__Records shown__
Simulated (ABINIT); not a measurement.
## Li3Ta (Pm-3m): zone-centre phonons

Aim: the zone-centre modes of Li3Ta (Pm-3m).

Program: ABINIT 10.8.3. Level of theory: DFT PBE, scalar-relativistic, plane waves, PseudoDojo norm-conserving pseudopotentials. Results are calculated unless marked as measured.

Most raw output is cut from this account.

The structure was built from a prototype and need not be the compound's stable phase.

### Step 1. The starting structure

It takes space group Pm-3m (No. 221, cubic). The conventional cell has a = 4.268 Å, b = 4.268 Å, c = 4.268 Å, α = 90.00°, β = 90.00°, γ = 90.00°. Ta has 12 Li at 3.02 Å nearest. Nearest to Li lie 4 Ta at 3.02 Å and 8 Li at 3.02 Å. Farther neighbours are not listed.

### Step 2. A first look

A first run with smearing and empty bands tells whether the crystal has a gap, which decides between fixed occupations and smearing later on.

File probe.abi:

__Work order__
Once you find the line with "The structure was" above, print it and every line after it up to and including the line with "### Step 1. The starting structure", exactly as written and nothing else.

__Problem solution__
The structure was built from a prototype and need not be the compound's stable phase.

### Step 1. The starting structure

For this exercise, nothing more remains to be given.